• Work task
A verbatim copy of each record is required.

---------- Provided information
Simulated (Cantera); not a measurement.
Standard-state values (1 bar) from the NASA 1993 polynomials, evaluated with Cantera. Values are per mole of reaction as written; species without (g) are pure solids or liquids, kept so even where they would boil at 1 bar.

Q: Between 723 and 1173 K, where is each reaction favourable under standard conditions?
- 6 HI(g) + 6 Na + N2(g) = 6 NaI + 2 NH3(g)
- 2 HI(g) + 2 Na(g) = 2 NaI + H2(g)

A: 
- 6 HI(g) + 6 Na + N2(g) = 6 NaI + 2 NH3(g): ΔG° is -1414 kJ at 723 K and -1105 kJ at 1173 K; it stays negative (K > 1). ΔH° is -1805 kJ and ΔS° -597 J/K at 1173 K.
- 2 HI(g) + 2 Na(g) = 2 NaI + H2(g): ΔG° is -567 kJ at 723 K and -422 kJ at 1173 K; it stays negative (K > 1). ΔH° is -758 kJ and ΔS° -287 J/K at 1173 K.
--------------------

• Task response
Simulated (Cantera); not a measurement.
Standard-state values (1 bar) from the NASA 1993 polynomials, evaluated with Cantera. Values are per mole of reaction as written; species without (g) are pure solids or liquids, kept so even where they would boil at 1 bar.

Q: Between 723 and 1173 K, where is each reaction favourable under standard conditions?
- 6 HI(g) + 6 Na + N2(g) = 6 NaI + 2 NH3(g)
- 2 HI(g) + 2 Na(g) = 2 NaI + H2(g)

A: 
- 6 HI(g) + 6 Na + N2(g) = 6 NaI + 2 NH3(g): ΔG° is -1414 kJ at 723 K and -1105 kJ at 1173 K; it stays negative (K > 1). ΔH° is -1805 kJ and ΔS° -597 J/K at 1173 K.
- 2 HI(g) + 2 Na(g) = 2 NaI + H2(g): ΔG° is -567 kJ at 723 K and -422 kJ at 1173 K; it stays negative (K > 1). ΔH° is -758 kJ and ΔS° -287 J/K at 1173 K.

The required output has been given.